__Assigned task__.
The answer is the full set of records below, transcribed exactly.

------------------------------------------------------------------------

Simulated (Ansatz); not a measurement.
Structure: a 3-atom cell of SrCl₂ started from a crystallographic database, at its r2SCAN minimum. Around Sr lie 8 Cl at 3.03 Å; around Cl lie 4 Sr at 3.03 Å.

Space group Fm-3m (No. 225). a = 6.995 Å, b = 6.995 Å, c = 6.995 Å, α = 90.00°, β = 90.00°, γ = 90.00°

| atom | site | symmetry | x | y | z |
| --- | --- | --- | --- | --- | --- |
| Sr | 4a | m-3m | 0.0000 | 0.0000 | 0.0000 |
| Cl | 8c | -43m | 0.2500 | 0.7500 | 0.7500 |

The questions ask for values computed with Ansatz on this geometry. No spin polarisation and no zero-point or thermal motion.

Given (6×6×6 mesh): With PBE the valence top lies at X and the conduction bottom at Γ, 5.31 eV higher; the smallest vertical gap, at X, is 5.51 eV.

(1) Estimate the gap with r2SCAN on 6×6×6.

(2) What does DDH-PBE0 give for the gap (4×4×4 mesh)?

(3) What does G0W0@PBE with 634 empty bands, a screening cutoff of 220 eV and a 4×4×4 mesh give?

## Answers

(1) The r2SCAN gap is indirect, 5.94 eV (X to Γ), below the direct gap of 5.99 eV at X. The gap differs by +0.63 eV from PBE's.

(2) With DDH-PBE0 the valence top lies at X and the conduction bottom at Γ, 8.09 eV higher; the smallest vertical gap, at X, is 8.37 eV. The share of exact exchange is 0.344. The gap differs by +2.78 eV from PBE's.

------------------------------------------------------------------------

__Exercise result__.
Simulated (Ansatz); not a measurement.
Structure: a 3-atom cell of SrCl₂ started from a crystallographic database, at its r2SCAN minimum. Around Sr lie 8 Cl at 3.03 Å; around Cl lie 4 Sr at 3.03 Å.

Space group Fm-3m (No. 225). a = 6.995 Å, b = 6.995 Å, c = 6.995 Å, α = 90.00°, β = 90.00°, γ = 90.00°

| atom | site | symmetry | x | y | z |
| --- | --- | --- | --- | --- | --- |
| Sr | 4a | m-3m | 0.0000 | 0.0000 | 0.0000 |
| Cl | 8c | -43m | 0.2500 | 0.7500 | 0.7500 |

The questions ask for values computed with Ansatz on this geometry. No spin polarisation and no zero-point or thermal motion.

Given (6×6×6 mesh): With PBE the valence top lies at X and the conduction bottom at Γ, 5.31 eV higher; the smallest vertical gap, at X, is 5.51 eV.

(1) Estimate the gap with r2SCAN on 6×6×6.

(2) What does DDH-PBE0 give for the gap (4×4×4 mesh)?

(3) What does G0W0@PBE with 634 empty bands, a screening cutoff of 220 eV and a 4×4×4 mesh give?

## Answers

(1) The r2SCAN gap is indirect, 5.94 eV (X to Γ), below the direct gap of 5.99 eV at X. The gap differs by +0.63 eV from PBE's.

(2) With DDH-PBE0 the valence top lies at X and the conduction bottom at Γ, 8.09 eV higher; the smallest vertical gap, at X, is 8.37 eV. The share of exact exchange is 0.344. The gap differs by +2.78 eV from PBE's.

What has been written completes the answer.